:: ASSIGNMENT ::
Output every line from the beginning of the records through the line that contains "of nuclear charge.", exactly as it appears.

BEGIN INFORMATION GIVEN

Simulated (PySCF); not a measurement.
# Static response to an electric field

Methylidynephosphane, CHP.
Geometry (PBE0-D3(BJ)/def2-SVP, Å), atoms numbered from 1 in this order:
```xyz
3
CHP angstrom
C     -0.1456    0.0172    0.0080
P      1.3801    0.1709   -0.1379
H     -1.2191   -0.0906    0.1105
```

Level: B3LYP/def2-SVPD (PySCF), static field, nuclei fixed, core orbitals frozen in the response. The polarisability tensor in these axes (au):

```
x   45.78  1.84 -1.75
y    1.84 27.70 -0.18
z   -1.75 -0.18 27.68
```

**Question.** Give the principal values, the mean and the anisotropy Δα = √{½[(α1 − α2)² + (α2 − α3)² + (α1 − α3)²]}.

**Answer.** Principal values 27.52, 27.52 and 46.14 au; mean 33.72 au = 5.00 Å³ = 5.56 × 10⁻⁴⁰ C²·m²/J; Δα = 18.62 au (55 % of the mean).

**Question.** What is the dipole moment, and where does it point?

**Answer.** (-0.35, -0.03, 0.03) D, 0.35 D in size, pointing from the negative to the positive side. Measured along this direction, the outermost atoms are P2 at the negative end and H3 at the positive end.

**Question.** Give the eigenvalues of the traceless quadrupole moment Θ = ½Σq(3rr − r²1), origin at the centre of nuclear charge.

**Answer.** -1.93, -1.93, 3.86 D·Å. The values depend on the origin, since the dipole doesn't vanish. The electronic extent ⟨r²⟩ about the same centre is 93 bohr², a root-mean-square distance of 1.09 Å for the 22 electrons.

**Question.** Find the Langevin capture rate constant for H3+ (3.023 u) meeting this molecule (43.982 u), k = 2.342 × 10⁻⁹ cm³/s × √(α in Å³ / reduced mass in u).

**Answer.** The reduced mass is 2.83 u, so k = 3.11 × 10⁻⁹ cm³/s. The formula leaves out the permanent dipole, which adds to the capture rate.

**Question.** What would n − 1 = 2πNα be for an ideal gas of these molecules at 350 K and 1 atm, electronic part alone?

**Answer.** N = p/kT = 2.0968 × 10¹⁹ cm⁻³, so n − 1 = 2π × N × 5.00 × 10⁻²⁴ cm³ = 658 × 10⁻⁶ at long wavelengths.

END INFORMATION GIVEN

:: YOUR SOLUTION ::
Simulated (PySCF); not a measurement.
# Static response to an electric field

Methylidynephosphane, CHP.
Geometry (PBE0-D3(BJ)/def2-SVP, Å), atoms numbered from 1 in this order:
```xyz
3
CHP angstrom
C     -0.1456    0.0172    0.0080
P      1.3801    0.1709   -0.1379
H     -1.2191   -0.0906    0.1105
```

Level: B3LYP/def2-SVPD (PySCF), static field, nuclei fixed, core orbitals frozen in the response. The polarisability tensor in these axes (au):

```
x   45.78  1.84 -1.75
y    1.84 27.70 -0.18
z   -1.75 -0.18 27.68
```

**Question.** Give the principal values, the mean and the anisotropy Δα = √{½[(α1 − α2)² + (α2 − α3)² + (α1 − α3)²]}.

**Answer.** Principal values 27.52, 27.52 and 46.14 au; mean 33.72 au = 5.00 Å³ = 5.56 × 10⁻⁴⁰ C²·m²/J; Δα = 18.62 au (55 % of the mean).

**Question.** What is the dipole moment, and where does it point?

**Answer.** (-0.35, -0.03, 0.03) D, 0.35 D in size, pointing from the negative to the positive side. Measured along this direction, the outermost atoms are P2 at the negative end and H3 at the positive end.

**Question.** Give the eigenvalues of the traceless quadrupole moment Θ = ½Σq(3rr − r²1), origin at the centre of nuclear charge.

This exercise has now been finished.